WORK REQUEST: Please repeat, unchanged, the lines at the top of the listing below, ending with the one that has "C7H8O, numbered as".

PROVIDED MATERIAL:
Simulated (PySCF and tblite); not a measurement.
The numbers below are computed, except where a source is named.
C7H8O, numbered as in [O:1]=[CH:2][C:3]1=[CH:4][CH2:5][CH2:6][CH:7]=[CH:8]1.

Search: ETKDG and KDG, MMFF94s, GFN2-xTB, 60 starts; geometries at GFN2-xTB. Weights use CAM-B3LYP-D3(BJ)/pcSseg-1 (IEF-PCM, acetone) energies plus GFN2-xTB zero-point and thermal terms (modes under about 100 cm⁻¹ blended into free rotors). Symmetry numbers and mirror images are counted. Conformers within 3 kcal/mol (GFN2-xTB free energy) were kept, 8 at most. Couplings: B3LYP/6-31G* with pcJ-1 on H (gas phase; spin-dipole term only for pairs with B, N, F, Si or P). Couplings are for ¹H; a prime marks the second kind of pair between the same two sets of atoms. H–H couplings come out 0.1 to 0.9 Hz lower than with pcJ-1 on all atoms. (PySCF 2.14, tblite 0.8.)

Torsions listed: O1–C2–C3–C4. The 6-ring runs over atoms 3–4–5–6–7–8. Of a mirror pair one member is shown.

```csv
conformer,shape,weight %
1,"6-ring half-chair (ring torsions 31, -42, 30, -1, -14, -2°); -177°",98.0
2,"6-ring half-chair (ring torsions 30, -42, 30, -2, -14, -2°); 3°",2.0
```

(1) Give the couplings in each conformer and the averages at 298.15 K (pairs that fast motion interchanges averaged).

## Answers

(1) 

EXERCISE OUTPUT:
Simulated (PySCF and tblite); not a measurement.
The numbers below are computed, except where a source is named.
C7H8O, numbered as in [O:1]=[CH:2][C:3]1=[CH:4][CH2:5][CH2:6][CH:7]=[CH:8]1.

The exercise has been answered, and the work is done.